= Beginning of Section =
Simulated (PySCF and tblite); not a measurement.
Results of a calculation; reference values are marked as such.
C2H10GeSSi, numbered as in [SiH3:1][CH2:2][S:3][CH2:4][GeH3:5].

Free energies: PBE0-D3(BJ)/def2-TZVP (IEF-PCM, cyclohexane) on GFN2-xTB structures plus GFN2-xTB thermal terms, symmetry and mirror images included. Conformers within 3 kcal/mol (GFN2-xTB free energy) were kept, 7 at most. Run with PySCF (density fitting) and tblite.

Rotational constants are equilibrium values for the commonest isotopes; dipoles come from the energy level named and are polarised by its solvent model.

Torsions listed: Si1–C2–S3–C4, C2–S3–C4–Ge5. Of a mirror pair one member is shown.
= End of Section =

ACTIVITY ▸
Each of the lines above should be printed again precisely as it reads.

ANSWER SPACE ▸
Simulated (PySCF and tblite); not a measurement.
Results of a calculation; reference values are marked as such.
C2H10GeSSi, numbered as in [SiH3:1][CH2:2][S:3][CH2:4][GeH3:5].

Free energies: PBE0-D3(BJ)/def2-TZVP (IEF-PCM, cyclohexane) on GFN2-xTB structures plus GFN2-xTB thermal terms, symmetry and mirror images included. Conformers within 3 kcal/mol (GFN2-xTB free energy) were kept, 7 at most. Run with PySCF (density fitting) and tblite.

Rotational constants are equilibrium values for the commonest isotopes; dipoles come from the energy level named and are polarised by its solvent model.

Torsions listed: Si1–C2–S3–C4, C2–S3–C4–Ge5. Of a mirror pair one member is shown.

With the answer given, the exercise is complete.